=== Section Start ===

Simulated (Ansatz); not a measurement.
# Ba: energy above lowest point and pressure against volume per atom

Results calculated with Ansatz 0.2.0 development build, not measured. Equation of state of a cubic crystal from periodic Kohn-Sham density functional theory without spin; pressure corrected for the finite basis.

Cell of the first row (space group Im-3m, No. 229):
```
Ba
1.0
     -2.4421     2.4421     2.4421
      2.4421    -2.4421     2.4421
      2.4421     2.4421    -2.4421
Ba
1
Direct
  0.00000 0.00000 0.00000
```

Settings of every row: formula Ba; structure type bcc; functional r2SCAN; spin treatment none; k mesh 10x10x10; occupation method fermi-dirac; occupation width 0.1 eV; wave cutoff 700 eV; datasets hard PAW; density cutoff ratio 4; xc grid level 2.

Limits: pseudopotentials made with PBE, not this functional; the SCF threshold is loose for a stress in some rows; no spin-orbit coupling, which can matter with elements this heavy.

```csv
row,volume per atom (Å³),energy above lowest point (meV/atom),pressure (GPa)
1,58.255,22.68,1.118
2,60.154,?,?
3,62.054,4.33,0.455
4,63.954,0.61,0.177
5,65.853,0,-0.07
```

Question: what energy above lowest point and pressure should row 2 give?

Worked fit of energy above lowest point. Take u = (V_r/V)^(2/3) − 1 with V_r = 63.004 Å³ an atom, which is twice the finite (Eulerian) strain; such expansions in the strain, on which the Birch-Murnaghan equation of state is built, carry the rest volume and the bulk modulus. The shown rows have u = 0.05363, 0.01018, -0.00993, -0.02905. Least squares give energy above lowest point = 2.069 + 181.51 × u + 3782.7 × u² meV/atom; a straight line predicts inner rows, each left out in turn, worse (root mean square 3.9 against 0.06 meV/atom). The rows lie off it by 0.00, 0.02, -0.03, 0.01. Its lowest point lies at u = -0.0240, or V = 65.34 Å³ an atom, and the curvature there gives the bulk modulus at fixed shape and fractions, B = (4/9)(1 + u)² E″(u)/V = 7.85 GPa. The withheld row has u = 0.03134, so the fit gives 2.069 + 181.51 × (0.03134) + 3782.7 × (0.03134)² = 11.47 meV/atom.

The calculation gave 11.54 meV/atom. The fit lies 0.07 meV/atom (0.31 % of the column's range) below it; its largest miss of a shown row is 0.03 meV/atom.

=== Section End ===

Please give an exact restatement of only the lines from the beginning of the material above to the line with "Question: what energy", inclusive.

Simulated (Ansatz); not a measurement.
# Ba: energy above lowest point and pressure against volume per atom

Results calculated with Ansatz 0.2.0 development build, not measured. Equation of state of a cubic crystal from periodic Kohn-Sham density functional theory without spin; pressure corrected for the finite basis.

Cell of the first row (space group Im-3m, No. 229):
```
Ba
1.0
     -2.4421     2.4421     2.4421
      2.4421    -2.4421     2.4421
      2.4421     2.4421    -2.4421
Ba
1
Direct
  0.00000 0.00000 0.00000
```

Settings of every row: formula Ba; structure type bcc; functional r2SCAN; spin treatment none; k mesh 10x10x10; occupation method fermi-dirac; occupation width 0.1 eV; wave cutoff 700 eV; datasets hard PAW; density cutoff ratio 4; xc grid level 2.

Limits: pseudopotentials made with PBE, not this functional; the SCF threshold is loose for a stress in some rows; no spin-orbit coupling, which can matter with elements this heavy.

```csv
row,volume per atom (Å³),energy above lowest point (meV/atom),pressure (GPa)
1,58.255,22.68,1.118
2,60.154,?,?
3,62.054,4.33,0.455
4,63.954,0.61,0.177
5,65.853,0,-0.07
```

Question: what energy above lowest point and pressure should row 2 give?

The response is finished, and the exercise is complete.